** Assignment **
Print each entry word for word.

** Recorded information **
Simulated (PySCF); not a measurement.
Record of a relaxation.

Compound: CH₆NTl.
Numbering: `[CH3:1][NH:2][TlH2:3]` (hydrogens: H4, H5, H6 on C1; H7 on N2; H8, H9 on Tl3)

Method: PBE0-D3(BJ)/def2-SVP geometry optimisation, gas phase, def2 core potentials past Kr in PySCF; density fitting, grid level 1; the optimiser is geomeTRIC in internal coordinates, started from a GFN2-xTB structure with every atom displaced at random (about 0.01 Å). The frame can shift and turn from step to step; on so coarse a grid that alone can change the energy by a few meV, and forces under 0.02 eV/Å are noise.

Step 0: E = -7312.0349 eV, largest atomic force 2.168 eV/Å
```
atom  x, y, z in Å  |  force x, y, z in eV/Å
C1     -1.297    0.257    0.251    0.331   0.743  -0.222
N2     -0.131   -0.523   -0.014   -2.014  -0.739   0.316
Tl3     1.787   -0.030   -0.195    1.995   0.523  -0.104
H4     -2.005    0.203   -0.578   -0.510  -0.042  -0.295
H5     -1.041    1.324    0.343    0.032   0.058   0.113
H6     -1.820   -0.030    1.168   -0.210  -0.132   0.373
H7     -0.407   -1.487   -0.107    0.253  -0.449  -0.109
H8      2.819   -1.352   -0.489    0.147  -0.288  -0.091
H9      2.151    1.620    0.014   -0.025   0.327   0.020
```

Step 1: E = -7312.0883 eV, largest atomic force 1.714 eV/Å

** Response area **
Simulated (PySCF); not a measurement.
Record of a relaxation.

Compound: CH₆NTl.
Numbering: `[CH3:1][NH:2][TlH2:3]` (hydrogens: H4, H5, H6 on C1; H7 on N2; H8, H9 on Tl3)

Method: PBE0-D3(BJ)/def2-SVP geometry optimisation, gas phase, def2 core potentials past Kr in PySCF; density fitting, grid level 1; the optimiser is geomeTRIC in internal coordinates, started from a GFN2-xTB structure with every atom displaced at random (about 0.01 Å). The frame can shift and turn from step to step; on so coarse a grid that alone can change the energy by a few meV, and forces under 0.02 eV/Å are noise.

Step 0: E = -7312.0349 eV, largest atomic force 2.168 eV/Å
```
atom  x, y, z in Å  |  force x, y, z in eV/Å
C1     -1.297    0.257    0.251    0.331   0.743  -0.222
N2     -0.131   -0.523   -0.014   -2.014  -0.739   0.316
Tl3     1.787   -0.030   -0.195    1.995   0.523  -0.104
H4     -2.005    0.203   -0.578   -0.510  -0.042  -0.295
H5     -1.041    1.324    0.343    0.032   0.058   0.113
H6     -1.820   -0.030    1.168   -0.210  -0.132   0.373
H7     -0.407   -1.487   -0.107    0.253  -0.449  -0.109
H8      2.819   -1.352   -0.489    0.147  -0.288  -0.091
H9      2.151    1.620    0.014   -0.025   0.327   0.020
```

Step 1: E = -7312.0883 eV, largest atomic force 1.714 eV/Å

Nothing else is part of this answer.